▶ _BRIEF_
Give an exact copy of the lines from the beginning of the listing below to the "Question: What does" line, inclusive.

== Segment start ==

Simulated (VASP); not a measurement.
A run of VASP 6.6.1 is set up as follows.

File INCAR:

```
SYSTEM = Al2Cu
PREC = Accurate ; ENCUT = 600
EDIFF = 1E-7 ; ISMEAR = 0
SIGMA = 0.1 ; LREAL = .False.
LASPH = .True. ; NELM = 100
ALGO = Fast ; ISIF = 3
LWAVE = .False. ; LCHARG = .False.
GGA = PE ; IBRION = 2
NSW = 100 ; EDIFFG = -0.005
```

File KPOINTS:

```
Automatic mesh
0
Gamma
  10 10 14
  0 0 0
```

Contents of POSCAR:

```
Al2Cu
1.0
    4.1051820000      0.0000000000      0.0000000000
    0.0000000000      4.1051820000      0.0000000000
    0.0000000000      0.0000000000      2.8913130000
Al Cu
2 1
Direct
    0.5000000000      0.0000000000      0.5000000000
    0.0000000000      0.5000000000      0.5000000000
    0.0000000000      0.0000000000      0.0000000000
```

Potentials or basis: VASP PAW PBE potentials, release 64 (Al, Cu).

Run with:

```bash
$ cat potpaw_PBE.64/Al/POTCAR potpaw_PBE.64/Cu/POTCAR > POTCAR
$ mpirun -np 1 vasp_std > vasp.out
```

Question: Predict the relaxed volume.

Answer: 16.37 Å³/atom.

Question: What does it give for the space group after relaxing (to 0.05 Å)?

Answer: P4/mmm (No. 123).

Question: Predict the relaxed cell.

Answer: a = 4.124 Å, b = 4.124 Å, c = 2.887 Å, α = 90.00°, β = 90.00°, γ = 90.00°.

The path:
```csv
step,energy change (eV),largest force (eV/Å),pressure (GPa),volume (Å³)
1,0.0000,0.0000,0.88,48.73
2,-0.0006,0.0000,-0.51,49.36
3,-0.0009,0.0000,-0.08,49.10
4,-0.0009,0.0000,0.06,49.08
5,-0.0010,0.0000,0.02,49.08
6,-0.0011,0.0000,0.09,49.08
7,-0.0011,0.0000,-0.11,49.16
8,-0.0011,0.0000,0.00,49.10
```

== Segment end ==

▶ _TASK RESULT_
Simulated (VASP); not a measurement.
A run of VASP 6.6.1 is set up as follows.

File INCAR:

```
SYSTEM = Al2Cu
PREC = Accurate ; ENCUT = 600
EDIFF = 1E-7 ; ISMEAR = 0
SIGMA = 0.1 ; LREAL = .False.
LASPH = .True. ; NELM = 100
ALGO = Fast ; ISIF = 3
LWAVE = .False. ; LCHARG = .False.
GGA = PE ; IBRION = 2
NSW = 100 ; EDIFFG = -0.005
```

File KPOINTS:

```
Automatic mesh
0
Gamma
  10 10 14
  0 0 0
```

Contents of POSCAR:

```
Al2Cu
1.0
    4.1051820000      0.0000000000      0.0000000000
    0.0000000000      4.1051820000      0.0000000000
    0.0000000000      0.0000000000      2.8913130000
Al Cu
2 1
Direct
    0.5000000000      0.0000000000      0.5000000000
    0.0000000000      0.5000000000      0.5000000000
    0.0000000000      0.0000000000      0.0000000000
```

Potentials or basis: VASP PAW PBE potentials, release 64 (Al, Cu).

Run with:

```bash
$ cat potpaw_PBE.64/Al/POTCAR potpaw_PBE.64/Cu/POTCAR > POTCAR
$ mpirun -np 1 vasp_std > vasp.out
```

Question: Predict the relaxed volume.

Answer: 16.37 Å³/atom.

Question: What does it give for the space group after relaxing (to 0.05 Å)?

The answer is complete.